======

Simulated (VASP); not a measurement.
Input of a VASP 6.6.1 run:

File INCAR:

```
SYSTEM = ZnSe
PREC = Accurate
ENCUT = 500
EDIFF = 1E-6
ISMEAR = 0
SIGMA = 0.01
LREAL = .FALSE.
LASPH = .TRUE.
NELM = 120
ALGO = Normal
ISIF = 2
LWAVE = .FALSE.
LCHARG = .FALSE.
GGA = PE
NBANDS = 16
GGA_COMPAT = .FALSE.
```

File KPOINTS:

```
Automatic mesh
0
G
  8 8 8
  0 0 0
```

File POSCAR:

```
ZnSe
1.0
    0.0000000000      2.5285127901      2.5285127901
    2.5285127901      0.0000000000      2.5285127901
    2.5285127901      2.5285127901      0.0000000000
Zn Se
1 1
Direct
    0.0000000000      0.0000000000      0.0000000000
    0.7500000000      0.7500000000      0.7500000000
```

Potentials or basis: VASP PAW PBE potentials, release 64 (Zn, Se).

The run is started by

======

Take the entries above and transcribe them in full.

Simulated (VASP); not a measurement.
Input of a VASP 6.6.1 run:

File INCAR:

```
SYSTEM = ZnSe
PREC = Accurate
ENCUT = 500
EDIFF = 1E-6
ISMEAR = 0
SIGMA = 0.01
LREAL = .FALSE.
LASPH = .TRUE.
NELM = 120
ALGO = Normal
ISIF = 2
LWAVE = .FALSE.
LCHARG = .FALSE.
GGA = PE
NBANDS = 16
GGA_COMPAT = .FALSE.
```

File KPOINTS:

```
Automatic mesh
0
G
  8 8 8
  0 0 0
```

File POSCAR:

```
ZnSe
1.0
    0.0000000000      2.5285127901      2.5285127901
    2.5285127901      0.0000000000      2.5285127901
    2.5285127901      2.5285127901      0.0000000000
Zn Se
1 1
Direct
    0.0000000000      0.0000000000      0.0000000000
    0.7500000000      0.7500000000      0.7500000000
```

Potentials or basis: VASP PAW PBE potentials, release 64 (Zn, Se).

The run is started by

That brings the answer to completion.